Every entry is to be written out word for word.

☆ ☆ ☆ ☆ ☆ ☆ ☆
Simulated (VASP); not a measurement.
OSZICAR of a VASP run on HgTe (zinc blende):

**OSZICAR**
☆ ☆ ☆ ☆ ☆ ☆ ☆

Result:
Simulated (VASP); not a measurement.
OSZICAR of a VASP run on HgTe (zinc blende):

**OSZICAR**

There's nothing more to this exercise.